> ASSIGNED TASK
Beginning with the first line below, please restate each line exactly, down to and including the line containing "4.4 kJ/mol at".

****

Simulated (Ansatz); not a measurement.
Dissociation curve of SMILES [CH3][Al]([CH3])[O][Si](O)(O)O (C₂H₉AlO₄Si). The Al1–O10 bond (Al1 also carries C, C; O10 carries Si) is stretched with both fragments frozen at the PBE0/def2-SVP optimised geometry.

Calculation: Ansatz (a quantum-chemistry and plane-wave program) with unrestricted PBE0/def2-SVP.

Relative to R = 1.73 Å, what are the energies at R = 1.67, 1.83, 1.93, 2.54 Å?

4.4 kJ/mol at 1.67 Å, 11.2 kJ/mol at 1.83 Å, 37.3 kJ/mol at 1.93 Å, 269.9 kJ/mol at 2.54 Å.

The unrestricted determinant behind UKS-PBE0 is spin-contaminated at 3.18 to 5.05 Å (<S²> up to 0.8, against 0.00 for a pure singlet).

****

> EXERCISE SOLUTION
Simulated (Ansatz); not a measurement.
Dissociation curve of SMILES [CH3][Al]([CH3])[O][Si](O)(O)O (C₂H₉AlO₄Si). The Al1–O10 bond (Al1 also carries C, C; O10 carries Si) is stretched with both fragments frozen at the PBE0/def2-SVP optimised geometry.

Calculation: Ansatz (a quantum-chemistry and plane-wave program) with unrestricted PBE0/def2-SVP.

Relative to R = 1.73 Å, what are the energies at R = 1.67, 1.83, 1.93, 2.54 Å?

4.4 kJ/mol at 1.67 Å, 11.2 kJ/mol at 1.83 Å, 37.3 kJ/mol at 1.93 Å, 269.9 kJ/mol at 2.54 Å.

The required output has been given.